[Data provided]
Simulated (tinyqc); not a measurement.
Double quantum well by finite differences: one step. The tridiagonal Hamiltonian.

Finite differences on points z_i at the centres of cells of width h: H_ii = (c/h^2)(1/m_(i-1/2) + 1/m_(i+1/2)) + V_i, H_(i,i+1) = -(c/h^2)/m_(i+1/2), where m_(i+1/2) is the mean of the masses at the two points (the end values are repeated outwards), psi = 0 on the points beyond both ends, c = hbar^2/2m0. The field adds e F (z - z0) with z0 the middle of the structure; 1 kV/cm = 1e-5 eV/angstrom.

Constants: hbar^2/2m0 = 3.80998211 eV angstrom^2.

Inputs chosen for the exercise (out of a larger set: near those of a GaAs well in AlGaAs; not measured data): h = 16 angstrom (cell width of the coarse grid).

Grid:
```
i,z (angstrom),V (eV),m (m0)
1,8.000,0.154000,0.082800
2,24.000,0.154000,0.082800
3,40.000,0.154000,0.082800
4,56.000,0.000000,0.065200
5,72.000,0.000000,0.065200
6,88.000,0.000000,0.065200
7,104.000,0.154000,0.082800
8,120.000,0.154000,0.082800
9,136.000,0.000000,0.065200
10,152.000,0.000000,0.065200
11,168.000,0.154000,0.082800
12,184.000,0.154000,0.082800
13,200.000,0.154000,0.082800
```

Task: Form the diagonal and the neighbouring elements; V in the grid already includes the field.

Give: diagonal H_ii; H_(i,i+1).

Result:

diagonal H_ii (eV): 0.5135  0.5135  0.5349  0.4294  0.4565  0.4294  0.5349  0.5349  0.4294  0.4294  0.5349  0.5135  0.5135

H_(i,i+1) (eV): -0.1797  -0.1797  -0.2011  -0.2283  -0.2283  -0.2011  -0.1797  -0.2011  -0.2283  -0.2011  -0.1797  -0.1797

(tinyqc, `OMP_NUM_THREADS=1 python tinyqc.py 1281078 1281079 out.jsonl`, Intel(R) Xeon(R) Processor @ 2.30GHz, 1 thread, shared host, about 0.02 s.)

[Work request]
Keeping every character as it is, restate the lines above that run from the line with "Give: diagonal H_ii; H_(i,i+1)." through the line with "H_(i,i+1) (eV): -0.1797", both included, and nothing else.

[Written reply]
Give: diagonal H_ii; H_(i,i+1).

Result:

diagonal H_ii (eV): 0.5135  0.5135  0.5349  0.4294  0.4565  0.4294  0.5349  0.5349  0.4294  0.4294  0.5349  0.5135  0.5135

H_(i,i+1) (eV): -0.1797  -0.1797  -0.2011  -0.2283  -0.2283  -0.2011  -0.1797  -0.2011  -0.2283  -0.2011  -0.1797  -0.1797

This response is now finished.